__DATA RECORDS__:
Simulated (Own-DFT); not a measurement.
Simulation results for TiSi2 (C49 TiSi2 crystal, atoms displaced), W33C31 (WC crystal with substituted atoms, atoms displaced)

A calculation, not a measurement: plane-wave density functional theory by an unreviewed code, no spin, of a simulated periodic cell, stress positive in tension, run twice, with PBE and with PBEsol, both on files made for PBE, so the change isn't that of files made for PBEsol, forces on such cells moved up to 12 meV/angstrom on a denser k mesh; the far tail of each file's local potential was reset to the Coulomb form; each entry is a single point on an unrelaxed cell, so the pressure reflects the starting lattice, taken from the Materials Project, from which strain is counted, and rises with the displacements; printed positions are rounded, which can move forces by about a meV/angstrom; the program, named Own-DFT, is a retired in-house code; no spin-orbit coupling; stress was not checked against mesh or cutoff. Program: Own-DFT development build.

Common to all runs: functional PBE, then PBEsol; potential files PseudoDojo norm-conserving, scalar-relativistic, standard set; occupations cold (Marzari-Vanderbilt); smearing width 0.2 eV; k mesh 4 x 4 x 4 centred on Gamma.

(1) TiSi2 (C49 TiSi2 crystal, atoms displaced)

__WORK INSTRUCTION__: Return exactly, and only, the lines from the start of the listing through the line with "Simulation results for".

__RESPONSE__:
Simulated (Own-DFT); not a measurement.
Simulation results for TiSi2 (C49 TiSi2 crystal, atoms displaced), W33C31 (WC crystal with substituted atoms, atoms displaced)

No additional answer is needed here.